++++ Exercise data ++++

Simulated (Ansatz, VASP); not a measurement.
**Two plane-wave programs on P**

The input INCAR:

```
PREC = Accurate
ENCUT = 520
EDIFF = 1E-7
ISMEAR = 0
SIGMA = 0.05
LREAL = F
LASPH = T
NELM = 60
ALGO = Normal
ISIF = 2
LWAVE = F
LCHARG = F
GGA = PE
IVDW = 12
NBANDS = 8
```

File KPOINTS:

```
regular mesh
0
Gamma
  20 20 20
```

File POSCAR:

++++

Required action
The full listing above should be transcribed exactly.

Your response
Simulated (Ansatz, VASP); not a measurement.
**Two plane-wave programs on P**

The input INCAR:

```
PREC = Accurate
ENCUT = 520
EDIFF = 1E-7
ISMEAR = 0
SIGMA = 0.05
LREAL = F
LASPH = T
NELM = 60
ALGO = Normal
ISIF = 2
LWAVE = F
LCHARG = F
GGA = PE
IVDW = 12
NBANDS = 8
```

File KPOINTS:

```
regular mesh
0
Gamma
  20 20 20
```

File POSCAR:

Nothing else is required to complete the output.